Required action:
Of all the lines below, return only those starting with the line holding "Main program and" and going on through the line holding "### Step 1. The starting structure", exactly as written.

Data under study:
▶

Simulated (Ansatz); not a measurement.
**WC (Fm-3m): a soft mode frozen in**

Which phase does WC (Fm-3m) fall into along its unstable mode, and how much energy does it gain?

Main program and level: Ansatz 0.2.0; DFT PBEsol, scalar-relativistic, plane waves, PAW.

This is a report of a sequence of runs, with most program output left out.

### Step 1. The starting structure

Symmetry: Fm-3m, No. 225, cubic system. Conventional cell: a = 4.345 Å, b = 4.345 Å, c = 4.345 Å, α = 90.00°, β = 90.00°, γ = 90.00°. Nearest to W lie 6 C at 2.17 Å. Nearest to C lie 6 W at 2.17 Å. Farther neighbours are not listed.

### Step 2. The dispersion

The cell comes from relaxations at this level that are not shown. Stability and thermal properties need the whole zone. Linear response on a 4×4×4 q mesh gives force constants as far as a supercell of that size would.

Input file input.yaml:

◀

Your response:
Main program and level: Ansatz 0.2.0; DFT PBEsol, scalar-relativistic, plane waves, PAW.

This is a report of a sequence of runs, with most program output left out.

### Step 1. The starting structure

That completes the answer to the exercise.